▶ [WORK INSTRUCTION] The full set of entries below should be transcribed exactly.

RECORDS SUPPLIED below:

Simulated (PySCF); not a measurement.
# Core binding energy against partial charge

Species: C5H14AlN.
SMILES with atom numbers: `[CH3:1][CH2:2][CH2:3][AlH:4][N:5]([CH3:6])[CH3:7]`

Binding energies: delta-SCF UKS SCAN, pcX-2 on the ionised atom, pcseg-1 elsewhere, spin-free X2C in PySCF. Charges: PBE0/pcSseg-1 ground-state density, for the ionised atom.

End of RECORDS SUPPLIED.

▶ [EXERCISE OUTPUT]
Simulated (PySCF); not a measurement.
# Core binding energy against partial charge

Species: C5H14AlN.
SMILES with atom numbers: `[CH3:1][CH2:2][CH2:3][AlH:4][N:5]([CH3:6])[CH3:7]`

Binding energies: delta-SCF UKS SCAN, pcX-2 on the ionised atom, pcseg-1 elsewhere, spin-free X2C in PySCF. Charges: PBE0/pcSseg-1 ground-state density, for the ionised atom.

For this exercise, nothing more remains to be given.